☆ ☆ ☆ ☆ ☆ ☆ ☆

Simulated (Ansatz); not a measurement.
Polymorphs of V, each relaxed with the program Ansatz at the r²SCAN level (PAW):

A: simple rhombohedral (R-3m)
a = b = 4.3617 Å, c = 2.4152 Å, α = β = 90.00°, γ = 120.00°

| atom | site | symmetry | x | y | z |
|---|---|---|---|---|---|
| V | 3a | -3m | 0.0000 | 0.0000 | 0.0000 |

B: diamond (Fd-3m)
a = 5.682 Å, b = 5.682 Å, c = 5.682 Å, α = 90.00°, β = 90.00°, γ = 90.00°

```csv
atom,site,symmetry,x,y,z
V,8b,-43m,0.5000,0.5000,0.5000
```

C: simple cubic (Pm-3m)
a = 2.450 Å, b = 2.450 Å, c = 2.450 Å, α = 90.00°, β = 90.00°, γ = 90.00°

☆ ☆ ☆ ☆ ☆ ☆ ☆

= ACTION ITEM =
Could you write out all the entries word for word?

= TASK RESULT =
Simulated (Ansatz); not a measurement.
Polymorphs of V, each relaxed with the program Ansatz at the r²SCAN level (PAW):

A: simple rhombohedral (R-3m)
a = b = 4.3617 Å, c = 2.4152 Å, α = β = 90.00°, γ = 120.00°

| atom | site | symmetry | x | y | z |
|---|---|---|---|---|---|
| V | 3a | -3m | 0.0000 | 0.0000 | 0.0000 |

B: diamond (Fd-3m)
a = 5.682 Å, b = 5.682 Å, c = 5.682 Å, α = 90.00°, β = 90.00°, γ = 90.00°

```csv
atom,site,symmetry,x,y,z
V,8b,-43m,0.5000,0.5000,0.5000
```

C: simple cubic (Pm-3m)
a = 2.450 Å, b = 2.450 Å, c = 2.450 Å, α = 90.00°, β = 90.00°, γ = 90.00°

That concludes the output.